REQUIREMENT:
Everything in the listing must be transcribed exactly, from the first line to the last.

GIVEN RECORDS:
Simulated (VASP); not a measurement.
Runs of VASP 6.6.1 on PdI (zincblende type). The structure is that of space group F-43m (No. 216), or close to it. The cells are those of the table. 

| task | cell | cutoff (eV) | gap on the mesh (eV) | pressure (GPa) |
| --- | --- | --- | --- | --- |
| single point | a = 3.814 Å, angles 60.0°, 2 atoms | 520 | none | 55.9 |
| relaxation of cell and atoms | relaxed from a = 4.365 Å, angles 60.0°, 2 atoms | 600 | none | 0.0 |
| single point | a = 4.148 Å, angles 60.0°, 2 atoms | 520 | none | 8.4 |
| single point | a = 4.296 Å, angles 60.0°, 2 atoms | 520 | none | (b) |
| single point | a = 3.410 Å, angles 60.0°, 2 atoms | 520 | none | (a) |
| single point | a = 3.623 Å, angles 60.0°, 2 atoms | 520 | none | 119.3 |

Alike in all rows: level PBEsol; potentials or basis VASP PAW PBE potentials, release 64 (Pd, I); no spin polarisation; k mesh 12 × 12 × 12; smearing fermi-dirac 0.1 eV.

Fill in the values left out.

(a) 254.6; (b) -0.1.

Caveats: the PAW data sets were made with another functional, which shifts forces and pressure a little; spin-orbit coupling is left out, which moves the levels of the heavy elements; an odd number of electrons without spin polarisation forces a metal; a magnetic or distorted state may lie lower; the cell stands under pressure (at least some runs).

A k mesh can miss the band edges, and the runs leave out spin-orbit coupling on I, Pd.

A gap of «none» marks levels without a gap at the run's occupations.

REPLY:
Simulated (VASP); not a measurement.
Runs of VASP 6.6.1 on PdI (zincblende type). The structure is that of space group F-43m (No. 216), or close to it. The cells are those of the table. 

| task | cell | cutoff (eV) | gap on the mesh (eV) | pressure (GPa) |
| --- | --- | --- | --- | --- |
| single point | a = 3.814 Å, angles 60.0°, 2 atoms | 520 | none | 55.9 |
| relaxation of cell and atoms | relaxed from a = 4.365 Å, angles 60.0°, 2 atoms | 600 | none | 0.0 |
| single point | a = 4.148 Å, angles 60.0°, 2 atoms | 520 | none | 8.4 |
| single point | a = 4.296 Å, angles 60.0°, 2 atoms | 520 | none | (b) |
| single point | a = 3.410 Å, angles 60.0°, 2 atoms | 520 | none | (a) |
| single point | a = 3.623 Å, angles 60.0°, 2 atoms | 520 | none | 119.3 |

Alike in all rows: level PBEsol; potentials or basis VASP PAW PBE potentials, release 64 (Pd, I); no spin polarisation; k mesh 12 × 12 × 12; smearing fermi-dirac 0.1 eV.

Fill in the values left out.

(a) 254.6; (b) -0.1.

Caveats: the PAW data sets were made with another functional, which shifts forces and pressure a little; spin-orbit coupling is left out, which moves the levels of the heavy elements; an odd number of electrons without spin polarisation forces a metal; a magnetic or distorted state may lie lower; the cell stands under pressure (at least some runs).

A k mesh can miss the band edges, and the runs leave out spin-orbit coupling on I, Pd.

A gap of «none» marks levels without a gap at the run's occupations.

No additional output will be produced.